» **Data supplied**
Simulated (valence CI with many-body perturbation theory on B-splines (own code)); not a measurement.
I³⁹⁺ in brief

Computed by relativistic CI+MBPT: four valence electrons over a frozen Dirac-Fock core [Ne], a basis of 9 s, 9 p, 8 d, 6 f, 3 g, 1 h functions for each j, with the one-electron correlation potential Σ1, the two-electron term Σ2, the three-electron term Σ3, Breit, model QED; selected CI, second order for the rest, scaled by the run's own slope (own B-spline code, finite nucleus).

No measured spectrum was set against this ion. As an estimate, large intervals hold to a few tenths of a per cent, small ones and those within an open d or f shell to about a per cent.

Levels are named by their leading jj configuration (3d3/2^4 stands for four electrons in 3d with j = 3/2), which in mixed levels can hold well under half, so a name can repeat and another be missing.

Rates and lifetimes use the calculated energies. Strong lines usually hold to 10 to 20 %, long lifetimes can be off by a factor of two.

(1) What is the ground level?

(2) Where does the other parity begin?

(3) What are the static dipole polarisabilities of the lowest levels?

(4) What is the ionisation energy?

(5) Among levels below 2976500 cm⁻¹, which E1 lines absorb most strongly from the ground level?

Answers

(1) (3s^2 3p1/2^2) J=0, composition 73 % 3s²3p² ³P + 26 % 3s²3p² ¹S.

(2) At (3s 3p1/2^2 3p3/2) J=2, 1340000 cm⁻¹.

» **Required action**
Going line by line, repeat the whole listing exactly.

» **Task result**
Simulated (valence CI with many-body perturbation theory on B-splines (own code)); not a measurement.
I³⁹⁺ in brief

Computed by relativistic CI+MBPT: four valence electrons over a frozen Dirac-Fock core [Ne], a basis of 9 s, 9 p, 8 d, 6 f, 3 g, 1 h functions for each j, with the one-electron correlation potential Σ1, the two-electron term Σ2, the three-electron term Σ3, Breit, model QED; selected CI, second order for the rest, scaled by the run's own slope (own B-spline code, finite nucleus).

No measured spectrum was set against this ion. As an estimate, large intervals hold to a few tenths of a per cent, small ones and those within an open d or f shell to about a per cent.

Levels are named by their leading jj configuration (3d3/2^4 stands for four electrons in 3d with j = 3/2), which in mixed levels can hold well under half, so a name can repeat and another be missing.

Rates and lifetimes use the calculated energies. Strong lines usually hold to 10 to 20 %, long lifetimes can be off by a factor of two.

(1) What is the ground level?

(2) Where does the other parity begin?

(3) What are the static dipole polarisabilities of the lowest levels?

(4) What is the ionisation energy?

(5) Among levels below 2976500 cm⁻¹, which E1 lines absorb most strongly from the ground level?

Answers

(1) (3s^2 3p1/2^2) J=0, composition 73 % 3s²3p² ³P + 26 % 3s²3p² ¹S.

(2) At (3s 3p1/2^2 3p3/2) J=2, 1340000 cm⁻¹.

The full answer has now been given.